[Action item] Output the data below exactly. Leave nothing out.

[Dataset excerpts]
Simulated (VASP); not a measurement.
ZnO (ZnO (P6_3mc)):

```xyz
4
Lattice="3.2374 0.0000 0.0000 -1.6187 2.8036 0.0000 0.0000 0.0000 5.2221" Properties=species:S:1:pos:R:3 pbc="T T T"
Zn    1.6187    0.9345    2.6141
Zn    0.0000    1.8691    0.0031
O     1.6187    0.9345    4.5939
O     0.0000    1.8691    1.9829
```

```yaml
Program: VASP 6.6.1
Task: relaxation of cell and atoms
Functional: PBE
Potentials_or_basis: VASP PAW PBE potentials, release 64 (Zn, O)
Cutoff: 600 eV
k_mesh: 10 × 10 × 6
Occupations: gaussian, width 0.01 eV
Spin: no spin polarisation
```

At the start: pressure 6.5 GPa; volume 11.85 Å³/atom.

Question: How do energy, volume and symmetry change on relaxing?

[Exercise result]
Simulated (VASP); not a measurement.
ZnO (ZnO (P6_3mc)):

```xyz
4
Lattice="3.2374 0.0000 0.0000 -1.6187 2.8036 0.0000 0.0000 0.0000 5.2221" Properties=species:S:1:pos:R:3 pbc="T T T"
Zn    1.6187    0.9345    2.6141
Zn    0.0000    1.8691    0.0031
O     1.6187    0.9345    4.5939
O     0.0000    1.8691    1.9829
```

```yaml
Program: VASP 6.6.1
Task: relaxation of cell and atoms
Functional: PBE
Potentials_or_basis: VASP PAW PBE potentials, release 64 (Zn, O)
Cutoff: 600 eV
k_mesh: 10 × 10 × 6
Occupations: gaussian, width 0.01 eV
Spin: no spin polarisation
```

At the start: pressure 6.5 GPa; volume 11.85 Å³/atom.

Question: How do energy, volume and symmetry change on relaxing?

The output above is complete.